Recorded data |
──────────────────────────────

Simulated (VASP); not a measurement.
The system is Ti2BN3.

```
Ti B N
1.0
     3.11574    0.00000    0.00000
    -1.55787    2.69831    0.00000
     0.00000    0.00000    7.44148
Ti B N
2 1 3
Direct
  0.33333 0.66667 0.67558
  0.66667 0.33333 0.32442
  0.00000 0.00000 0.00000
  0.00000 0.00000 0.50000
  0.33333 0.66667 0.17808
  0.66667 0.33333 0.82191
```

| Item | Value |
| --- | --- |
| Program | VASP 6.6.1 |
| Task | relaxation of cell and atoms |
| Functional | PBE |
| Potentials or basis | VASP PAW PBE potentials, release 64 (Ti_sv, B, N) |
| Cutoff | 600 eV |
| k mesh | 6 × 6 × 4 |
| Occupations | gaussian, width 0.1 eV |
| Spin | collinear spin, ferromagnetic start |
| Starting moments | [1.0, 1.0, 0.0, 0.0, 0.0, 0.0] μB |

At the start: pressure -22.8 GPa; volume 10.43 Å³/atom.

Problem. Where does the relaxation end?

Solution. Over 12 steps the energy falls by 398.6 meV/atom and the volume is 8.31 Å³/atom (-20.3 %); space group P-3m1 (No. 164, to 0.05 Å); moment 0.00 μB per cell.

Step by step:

──────────────────────────────

Brief | Return the full data above, line for line.

Answer box |
Simulated (VASP); not a measurement.
The system is Ti2BN3.

```
Ti B N
1.0
     3.11574    0.00000    0.00000
    -1.55787    2.69831    0.00000
     0.00000    0.00000    7.44148
Ti B N
2 1 3
Direct
  0.33333 0.66667 0.67558
  0.66667 0.33333 0.32442
  0.00000 0.00000 0.00000
  0.00000 0.00000 0.50000
  0.33333 0.66667 0.17808
  0.66667 0.33333 0.82191
```

| Item | Value |
| --- | --- |
| Program | VASP 6.6.1 |
| Task | relaxation of cell and atoms |
| Functional | PBE |
| Potentials or basis | VASP PAW PBE potentials, release 64 (Ti_sv, B, N) |
| Cutoff | 600 eV |
| k mesh | 6 × 6 × 4 |
| Occupations | gaussian, width 0.1 eV |
| Spin | collinear spin, ferromagnetic start |
| Starting moments | [1.0, 1.0, 0.0, 0.0, 0.0, 0.0] μB |

At the start: pressure -22.8 GPa; volume 10.43 Å³/atom.

Problem. Where does the relaxation end?

Solution. Over 12 steps the energy falls by 398.6 meV/atom and the volume is 8.31 Å³/atom (-20.3 %); space group P-3m1 (No. 164, to 0.05 Å); moment 0.00 μB per cell.

Step by step:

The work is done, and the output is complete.